■ **Work item**
Print the records below verbatim.

*** Opening of Records supplied ***

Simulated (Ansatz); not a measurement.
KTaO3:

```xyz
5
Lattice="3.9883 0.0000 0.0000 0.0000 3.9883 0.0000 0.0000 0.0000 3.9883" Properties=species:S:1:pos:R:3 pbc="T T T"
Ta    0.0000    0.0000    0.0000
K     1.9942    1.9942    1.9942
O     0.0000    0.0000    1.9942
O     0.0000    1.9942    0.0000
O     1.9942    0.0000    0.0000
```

*** Close of Records supplied ***

■ **Answer box**
Simulated (Ansatz); not a measurement.
KTaO3:

```xyz
5
Lattice="3.9883 0.0000 0.0000 0.0000 3.9883 0.0000 0.0000 0.0000 3.9883" Properties=species:S:1:pos:R:3 pbc="T T T"
Ta    0.0000    0.0000    0.0000
K     1.9942    1.9942    1.9942
O     0.0000    0.0000    1.9942
O     0.0000    1.9942    0.0000
O     1.9942    0.0000    0.0000
```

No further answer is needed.